▸ Activity: Transcribe the data below in full, exactly.

··· Data to examine
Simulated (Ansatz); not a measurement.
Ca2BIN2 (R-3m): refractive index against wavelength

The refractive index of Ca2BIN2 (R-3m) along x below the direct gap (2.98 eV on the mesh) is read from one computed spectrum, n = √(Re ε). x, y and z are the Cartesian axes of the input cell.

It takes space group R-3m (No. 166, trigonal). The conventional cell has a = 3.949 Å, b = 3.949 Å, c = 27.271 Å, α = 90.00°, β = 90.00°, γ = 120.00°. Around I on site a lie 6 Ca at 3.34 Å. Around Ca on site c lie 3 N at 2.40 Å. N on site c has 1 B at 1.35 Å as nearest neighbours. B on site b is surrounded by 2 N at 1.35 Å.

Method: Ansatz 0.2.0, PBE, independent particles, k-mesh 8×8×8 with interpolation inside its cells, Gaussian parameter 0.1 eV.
······

▸ Your solution:
Simulated (Ansatz); not a measurement.
Ca2BIN2 (R-3m): refractive index against wavelength

The refractive index of Ca2BIN2 (R-3m) along x below the direct gap (2.98 eV on the mesh) is read from one computed spectrum, n = √(Re ε). x, y and z are the Cartesian axes of the input cell.

It takes space group R-3m (No. 166, trigonal). The conventional cell has a = 3.949 Å, b = 3.949 Å, c = 27.271 Å, α = 90.00°, β = 90.00°, γ = 120.00°. Around I on site a lie 6 Ca at 3.34 Å. Around Ca on site c lie 3 N at 2.40 Å. N on site c has 1 B at 1.35 Å as nearest neighbours. B on site b is surrounded by 2 N at 1.35 Å.

Method: Ansatz 0.2.0, PBE, independent particles, k-mesh 8×8×8 with interpolation inside its cells, Gaussian parameter 0.1 eV.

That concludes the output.